Work item:
Each record below has to be printed verbatim.

Raw data:
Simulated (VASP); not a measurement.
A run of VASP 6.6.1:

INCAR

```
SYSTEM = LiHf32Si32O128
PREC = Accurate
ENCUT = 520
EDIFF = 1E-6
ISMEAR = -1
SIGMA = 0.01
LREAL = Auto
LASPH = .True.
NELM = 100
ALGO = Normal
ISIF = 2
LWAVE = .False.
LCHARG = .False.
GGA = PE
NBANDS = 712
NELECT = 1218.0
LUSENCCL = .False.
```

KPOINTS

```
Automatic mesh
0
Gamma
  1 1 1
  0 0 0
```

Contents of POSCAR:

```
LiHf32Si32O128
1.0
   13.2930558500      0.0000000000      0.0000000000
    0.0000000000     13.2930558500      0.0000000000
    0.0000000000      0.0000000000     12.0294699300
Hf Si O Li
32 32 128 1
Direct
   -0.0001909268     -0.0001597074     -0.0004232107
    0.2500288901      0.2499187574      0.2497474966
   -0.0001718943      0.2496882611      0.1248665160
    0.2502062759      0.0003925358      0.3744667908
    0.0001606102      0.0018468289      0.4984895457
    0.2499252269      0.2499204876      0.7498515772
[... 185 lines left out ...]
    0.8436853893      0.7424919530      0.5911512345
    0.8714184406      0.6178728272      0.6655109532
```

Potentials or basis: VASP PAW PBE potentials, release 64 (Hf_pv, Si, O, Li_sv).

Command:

Exercise output:
Simulated (VASP); not a measurement.
A run of VASP 6.6.1:

INCAR

```
SYSTEM = LiHf32Si32O128
PREC = Accurate
ENCUT = 520
EDIFF = 1E-6
ISMEAR = -1
SIGMA = 0.01
LREAL = Auto
LASPH = .True.
NELM = 100
ALGO = Normal
ISIF = 2
LWAVE = .False.
LCHARG = .False.
GGA = PE
NBANDS = 712
NELECT = 1218.0
LUSENCCL = .False.
```

KPOINTS

```
Automatic mesh
0
Gamma
  1 1 1
  0 0 0
```

Contents of POSCAR:

```
LiHf32Si32O128
1.0
   13.2930558500      0.0000000000      0.0000000000
    0.0000000000     13.2930558500      0.0000000000
    0.0000000000      0.0000000000     12.0294699300
Hf Si O Li
32 32 128 1
Direct
   -0.0001909268     -0.0001597074     -0.0004232107
    0.2500288901      0.2499187574      0.2497474966
   -0.0001718943      0.2496882611      0.1248665160
    0.2502062759      0.0003925358      0.3744667908
    0.0001606102      0.0018468289      0.4984895457
    0.2499252269      0.2499204876      0.7498515772
[... 185 lines left out ...]
    0.8436853893      0.7424919530      0.5911512345
    0.8714184406      0.6178728272      0.6655109532
```

Potentials or basis: VASP PAW PBE potentials, release 64 (Hf_pv, Si, O, Li_sv).

Command:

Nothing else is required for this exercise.